→ **DATASET CONTENT**:
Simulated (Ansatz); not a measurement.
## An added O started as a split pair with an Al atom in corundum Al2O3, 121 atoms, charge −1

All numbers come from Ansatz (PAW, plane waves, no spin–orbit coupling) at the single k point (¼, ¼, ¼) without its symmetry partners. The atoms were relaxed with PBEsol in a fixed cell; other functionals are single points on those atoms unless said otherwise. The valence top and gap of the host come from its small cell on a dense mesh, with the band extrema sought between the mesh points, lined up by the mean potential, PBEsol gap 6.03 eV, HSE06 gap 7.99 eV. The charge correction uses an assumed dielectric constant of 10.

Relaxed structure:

→ **ASSIGNED TASK**: Starting at the line above that contains "## An added", repeat each line exactly up to and including the line that contains "All numbers come", and stop there.

→ **WORKED SOLUTION**:
## An added O started as a split pair with an Al atom in corundum Al2O3, 121 atoms, charge −1

All numbers come from Ansatz (PAW, plane waves, no spin–orbit coupling) at the single k point (¼, ¼, ¼) without its symmetry partners. The atoms were relaxed with PBEsol in a fixed cell; other functionals are single points on those atoms unless said otherwise. The valence top and gap of the host come from its small cell on a dense mesh, with the band extrema sought between the mesh points, lined up by the mean potential, PBEsol gap 6.03 eV, HSE06 gap 7.99 eV. The charge correction uses an assumed dielectric constant of 10.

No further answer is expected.